Information:
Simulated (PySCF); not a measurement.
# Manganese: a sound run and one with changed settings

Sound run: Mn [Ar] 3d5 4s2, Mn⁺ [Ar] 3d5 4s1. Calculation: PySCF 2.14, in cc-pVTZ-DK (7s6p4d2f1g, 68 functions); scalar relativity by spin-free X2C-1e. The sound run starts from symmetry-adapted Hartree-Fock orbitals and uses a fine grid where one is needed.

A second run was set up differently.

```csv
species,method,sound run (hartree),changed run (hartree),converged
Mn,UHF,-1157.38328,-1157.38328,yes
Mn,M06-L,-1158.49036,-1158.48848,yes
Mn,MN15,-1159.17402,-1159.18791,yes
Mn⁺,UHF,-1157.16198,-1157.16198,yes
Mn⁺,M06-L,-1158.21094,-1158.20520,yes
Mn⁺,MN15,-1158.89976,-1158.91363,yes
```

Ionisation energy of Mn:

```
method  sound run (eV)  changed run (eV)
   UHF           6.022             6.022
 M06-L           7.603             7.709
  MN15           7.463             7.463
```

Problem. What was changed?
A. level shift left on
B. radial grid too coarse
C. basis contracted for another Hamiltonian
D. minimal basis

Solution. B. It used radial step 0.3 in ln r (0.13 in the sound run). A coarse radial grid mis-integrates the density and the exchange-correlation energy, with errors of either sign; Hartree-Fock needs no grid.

Work instruction:
Would you print exactly, and only, the lines of the data above from the line with "C. basis contracted for another Hamiltonian" through the line with "D. minimal basis", inclusive?

Exercise answer:
C. basis contracted for another Hamiltonian
D. minimal basis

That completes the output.